- _TASK ITEM_:
Go through the listing below and return every line exactly.

■ ■ ■

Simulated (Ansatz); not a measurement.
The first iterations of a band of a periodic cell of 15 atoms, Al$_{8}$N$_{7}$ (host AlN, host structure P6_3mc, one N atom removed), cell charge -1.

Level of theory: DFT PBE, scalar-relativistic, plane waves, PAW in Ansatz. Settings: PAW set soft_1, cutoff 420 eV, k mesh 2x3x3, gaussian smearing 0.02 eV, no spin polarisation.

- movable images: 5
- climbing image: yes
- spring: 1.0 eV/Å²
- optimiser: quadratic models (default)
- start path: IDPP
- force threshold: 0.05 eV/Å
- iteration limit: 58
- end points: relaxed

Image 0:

■ ■ ■

- _WRITTEN RESPONSE_:
Simulated (Ansatz); not a measurement.
The first iterations of a band of a periodic cell of 15 atoms, Al$_{8}$N$_{7}$ (host AlN, host structure P6_3mc, one N atom removed), cell charge -1.

Level of theory: DFT PBE, scalar-relativistic, plane waves, PAW in Ansatz. Settings: PAW set soft_1, cutoff 420 eV, k mesh 2x3x3, gaussian smearing 0.02 eV, no spin polarisation.

- movable images: 5
- climbing image: yes
- spring: 1.0 eV/Å²
- optimiser: quadratic models (default)
- start path: IDPP
- force threshold: 0.05 eV/Å
- iteration limit: 58
- end points: relaxed

Image 0:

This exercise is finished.